◆ RECORDS SHOWN ◆
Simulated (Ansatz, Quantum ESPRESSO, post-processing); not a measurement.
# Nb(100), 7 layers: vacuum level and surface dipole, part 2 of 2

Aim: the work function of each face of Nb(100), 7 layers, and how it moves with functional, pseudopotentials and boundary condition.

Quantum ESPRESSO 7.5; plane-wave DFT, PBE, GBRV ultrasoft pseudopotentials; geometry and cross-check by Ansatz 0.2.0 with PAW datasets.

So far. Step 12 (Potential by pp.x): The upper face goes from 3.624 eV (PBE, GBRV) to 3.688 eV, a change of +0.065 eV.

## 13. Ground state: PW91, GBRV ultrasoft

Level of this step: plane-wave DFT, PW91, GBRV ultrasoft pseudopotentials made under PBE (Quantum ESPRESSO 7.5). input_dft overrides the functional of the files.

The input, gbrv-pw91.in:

◆ ASSIGNMENT ◆
Print exactly the lines of the listing above starting at the line containing "Quantum ESPRESSO 7.5;" and ending at the line containing "Level of this", both included.

◆ TASK ANSWER ◆
Quantum ESPRESSO 7.5; plane-wave DFT, PBE, GBRV ultrasoft pseudopotentials; geometry and cross-check by Ansatz 0.2.0 with PAW datasets.

So far. Step 12 (Potential by pp.x): The upper face goes from 3.624 eV (PBE, GBRV) to 3.688 eV, a change of +0.065 eV.

## 13. Ground state: PW91, GBRV ultrasoft

Level of this step: plane-wave DFT, PW91, GBRV ultrasoft pseudopotentials made under PBE (Quantum ESPRESSO 7.5). input_dft overrides the functional of the files.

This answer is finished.